## Work request
Return all of the lines below exactly as they are.

+++++
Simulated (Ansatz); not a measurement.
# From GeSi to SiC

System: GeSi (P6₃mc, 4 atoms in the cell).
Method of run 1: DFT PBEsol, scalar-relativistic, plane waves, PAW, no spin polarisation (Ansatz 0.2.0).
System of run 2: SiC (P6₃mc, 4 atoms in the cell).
+++++

## Exercise result
Simulated (Ansatz); not a measurement.
# From GeSi to SiC

System: GeSi (P6₃mc, 4 atoms in the cell).
Method of run 1: DFT PBEsol, scalar-relativistic, plane waves, PAW, no spin polarisation (Ansatz 0.2.0).
System of run 2: SiC (P6₃mc, 4 atoms in the cell).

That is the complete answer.